### DATA TO EXAMINE
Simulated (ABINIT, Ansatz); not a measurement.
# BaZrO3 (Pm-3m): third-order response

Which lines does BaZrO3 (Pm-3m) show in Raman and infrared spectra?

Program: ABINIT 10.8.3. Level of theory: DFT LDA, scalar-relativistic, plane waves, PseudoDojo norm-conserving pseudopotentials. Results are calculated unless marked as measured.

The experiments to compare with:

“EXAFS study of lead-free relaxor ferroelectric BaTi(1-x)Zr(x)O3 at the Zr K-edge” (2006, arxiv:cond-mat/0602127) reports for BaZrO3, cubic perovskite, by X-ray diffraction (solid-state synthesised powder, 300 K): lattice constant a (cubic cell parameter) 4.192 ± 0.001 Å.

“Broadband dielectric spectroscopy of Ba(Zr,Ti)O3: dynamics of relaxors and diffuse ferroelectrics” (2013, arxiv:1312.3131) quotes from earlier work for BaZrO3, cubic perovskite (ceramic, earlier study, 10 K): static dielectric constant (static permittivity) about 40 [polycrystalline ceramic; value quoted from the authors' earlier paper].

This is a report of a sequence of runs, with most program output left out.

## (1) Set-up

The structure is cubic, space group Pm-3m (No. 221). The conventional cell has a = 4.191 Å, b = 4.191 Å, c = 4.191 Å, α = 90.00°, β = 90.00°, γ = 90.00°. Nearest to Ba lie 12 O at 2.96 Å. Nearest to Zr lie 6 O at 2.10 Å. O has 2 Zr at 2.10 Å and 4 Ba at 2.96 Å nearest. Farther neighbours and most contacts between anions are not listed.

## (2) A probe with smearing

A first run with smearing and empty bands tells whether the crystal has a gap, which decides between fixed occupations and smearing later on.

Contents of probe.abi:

### WORK ORDER
Would you retype the lines above from the one with "The experiments to" down to the one with "## (2) A probe with smearing", word for word, both ends included and no other lines?

### PROBLEM SOLUTION
The experiments to compare with:

“EXAFS study of lead-free relaxor ferroelectric BaTi(1-x)Zr(x)O3 at the Zr K-edge” (2006, arxiv:cond-mat/0602127) reports for BaZrO3, cubic perovskite, by X-ray diffraction (solid-state synthesised powder, 300 K): lattice constant a (cubic cell parameter) 4.192 ± 0.001 Å.

“Broadband dielectric spectroscopy of Ba(Zr,Ti)O3: dynamics of relaxors and diffuse ferroelectrics” (2013, arxiv:1312.3131) quotes from earlier work for BaZrO3, cubic perovskite (ceramic, earlier study, 10 K): static dielectric constant (static permittivity) about 40 [polycrystalline ceramic; value quoted from the authors' earlier paper].

This is a report of a sequence of runs, with most program output left out.

## (1) Set-up

The structure is cubic, space group Pm-3m (No. 221). The conventional cell has a = 4.191 Å, b = 4.191 Å, c = 4.191 Å, α = 90.00°, β = 90.00°, γ = 90.00°. Nearest to Ba lie 12 O at 2.96 Å. Nearest to Zr lie 6 O at 2.10 Å. O has 2 Zr at 2.10 Å and 4 Ba at 2.96 Å nearest. Farther neighbours and most contacts between anions are not listed.

## (2) A probe with smearing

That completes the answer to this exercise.